- **ACTIVITY**
Please reproduce the entire listing, character for character.

START SUPPLIED INFORMATION

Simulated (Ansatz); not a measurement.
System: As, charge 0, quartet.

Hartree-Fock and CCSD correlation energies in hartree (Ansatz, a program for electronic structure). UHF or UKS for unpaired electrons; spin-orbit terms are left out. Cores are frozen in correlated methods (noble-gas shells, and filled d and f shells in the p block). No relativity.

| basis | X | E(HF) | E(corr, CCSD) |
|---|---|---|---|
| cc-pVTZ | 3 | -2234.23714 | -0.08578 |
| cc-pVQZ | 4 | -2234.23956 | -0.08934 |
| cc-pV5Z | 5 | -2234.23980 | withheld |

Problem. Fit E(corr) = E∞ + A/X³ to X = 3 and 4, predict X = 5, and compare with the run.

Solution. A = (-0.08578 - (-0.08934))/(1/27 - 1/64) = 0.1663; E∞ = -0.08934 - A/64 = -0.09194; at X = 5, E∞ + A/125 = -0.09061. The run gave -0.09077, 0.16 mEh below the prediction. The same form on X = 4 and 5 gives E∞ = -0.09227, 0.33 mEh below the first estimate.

END SUPPLIED INFORMATION

- **WRITTEN REPLY**
Simulated (Ansatz); not a measurement.
System: As, charge 0, quartet.

Hartree-Fock and CCSD correlation energies in hartree (Ansatz, a program for electronic structure). UHF or UKS for unpaired electrons; spin-orbit terms are left out. Cores are frozen in correlated methods (noble-gas shells, and filled d and f shells in the p block). No relativity.

| basis | X | E(HF) | E(corr, CCSD) |
|---|---|---|---|
| cc-pVTZ | 3 | -2234.23714 | -0.08578 |
| cc-pVQZ | 4 | -2234.23956 | -0.08934 |
| cc-pV5Z | 5 | -2234.23980 | withheld |

Problem. Fit E(corr) = E∞ + A/X³ to X = 3 and 4, predict X = 5, and compare with the run.

Solution. A = (-0.08578 - (-0.08934))/(1/27 - 1/64) = 0.1663; E∞ = -0.08934 - A/64 = -0.09194; at X = 5, E∞ + A/125 = -0.09061. The run gave -0.09077, 0.16 mEh below the prediction. The same form on X = 4 and 5 gives E∞ = -0.09227, 0.33 mEh below the first estimate.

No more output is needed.